__Activity__
Write each of the records out again exactly.

__Data supplied__
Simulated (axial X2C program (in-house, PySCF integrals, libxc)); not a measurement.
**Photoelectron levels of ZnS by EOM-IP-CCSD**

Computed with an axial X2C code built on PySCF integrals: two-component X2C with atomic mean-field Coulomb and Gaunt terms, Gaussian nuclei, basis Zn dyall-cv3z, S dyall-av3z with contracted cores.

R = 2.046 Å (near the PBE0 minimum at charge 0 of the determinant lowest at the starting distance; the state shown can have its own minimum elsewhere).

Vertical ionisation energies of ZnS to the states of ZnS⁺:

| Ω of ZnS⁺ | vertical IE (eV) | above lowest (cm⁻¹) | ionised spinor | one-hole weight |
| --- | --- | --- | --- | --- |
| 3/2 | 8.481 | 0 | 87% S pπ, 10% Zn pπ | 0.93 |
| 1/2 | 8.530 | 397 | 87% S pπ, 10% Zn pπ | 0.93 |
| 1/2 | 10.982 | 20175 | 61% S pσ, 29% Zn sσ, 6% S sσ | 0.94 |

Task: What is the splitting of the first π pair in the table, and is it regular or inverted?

__Your solution__
Simulated (axial X2C program (in-house, PySCF integrals, libxc)); not a measurement.
**Photoelectron levels of ZnS by EOM-IP-CCSD**

Computed with an axial X2C code built on PySCF integrals: two-component X2C with atomic mean-field Coulomb and Gaunt terms, Gaussian nuclei, basis Zn dyall-cv3z, S dyall-av3z with contracted cores.

R = 2.046 Å (near the PBE0 minimum at charge 0 of the determinant lowest at the starting distance; the state shown can have its own minimum elsewhere).

Vertical ionisation energies of ZnS to the states of ZnS⁺:

| Ω of ZnS⁺ | vertical IE (eV) | above lowest (cm⁻¹) | ionised spinor | one-hole weight |
| --- | --- | --- | --- | --- |
| 3/2 | 8.481 | 0 | 87% S pπ, 10% Zn pπ | 0.93 |
| 1/2 | 8.530 | 397 | 87% S pπ, 10% Zn pπ | 0.93 |
| 1/2 | 10.982 | 20175 | 61% S pσ, 29% Zn sσ, 6% S sσ | 0.94 |

Task: What is the splitting of the first π pair in the table, and is it regular or inverted?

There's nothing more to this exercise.